Every entry must be output exactly as it was written.

....

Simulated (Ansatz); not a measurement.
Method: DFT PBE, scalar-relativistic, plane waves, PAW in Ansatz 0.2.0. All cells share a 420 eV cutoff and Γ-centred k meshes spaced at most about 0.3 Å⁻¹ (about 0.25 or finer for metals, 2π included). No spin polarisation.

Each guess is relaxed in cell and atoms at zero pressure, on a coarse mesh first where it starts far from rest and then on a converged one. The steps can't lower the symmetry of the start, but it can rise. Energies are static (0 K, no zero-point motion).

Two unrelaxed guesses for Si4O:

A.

....

* _ANSWER SECTION_
Simulated (Ansatz); not a measurement.
Method: DFT PBE, scalar-relativistic, plane waves, PAW in Ansatz 0.2.0. All cells share a 420 eV cutoff and Γ-centred k meshes spaced at most about 0.3 Å⁻¹ (about 0.25 or finer for metals, 2π included). No spin polarisation.

Each guess is relaxed in cell and atoms at zero pressure, on a coarse mesh first where it starts far from rest and then on a converged one. The steps can't lower the symmetry of the start, but it can rise. Energies are static (0 K, no zero-point motion).

Two unrelaxed guesses for Si4O:

A.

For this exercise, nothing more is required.